* **Entries provided**
- - - - -

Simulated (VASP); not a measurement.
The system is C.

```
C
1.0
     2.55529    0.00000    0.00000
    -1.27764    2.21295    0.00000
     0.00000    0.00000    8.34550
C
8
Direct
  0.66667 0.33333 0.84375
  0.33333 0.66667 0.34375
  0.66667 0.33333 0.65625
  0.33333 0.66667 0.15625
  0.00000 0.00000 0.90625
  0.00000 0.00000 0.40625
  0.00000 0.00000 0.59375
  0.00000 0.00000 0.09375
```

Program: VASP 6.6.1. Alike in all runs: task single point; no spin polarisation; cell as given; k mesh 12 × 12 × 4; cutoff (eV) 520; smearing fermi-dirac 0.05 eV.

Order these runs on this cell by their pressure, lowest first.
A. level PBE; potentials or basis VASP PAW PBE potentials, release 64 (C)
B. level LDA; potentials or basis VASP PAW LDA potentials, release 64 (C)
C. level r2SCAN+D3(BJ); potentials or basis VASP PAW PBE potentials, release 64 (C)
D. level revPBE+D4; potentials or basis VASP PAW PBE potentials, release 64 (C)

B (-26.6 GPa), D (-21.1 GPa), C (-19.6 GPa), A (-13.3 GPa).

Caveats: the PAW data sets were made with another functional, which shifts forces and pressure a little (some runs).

- - - - -

* **Work task**
Return the span of lines in the data above that opens at the line with "B. level LDA;" and closes at the line with "B (-26.6 GPa), D", exactly, ends included, nothing else.

* **Written solution**
B. level LDA; potentials or basis VASP PAW LDA potentials, release 64 (C)
C. level r2SCAN+D3(BJ); potentials or basis VASP PAW PBE potentials, release 64 (C)
D. level revPBE+D4; potentials or basis VASP PAW PBE potentials, release 64 (C)

B (-26.6 GPa), D (-21.1 GPa), C (-19.6 GPa), A (-13.3 GPa).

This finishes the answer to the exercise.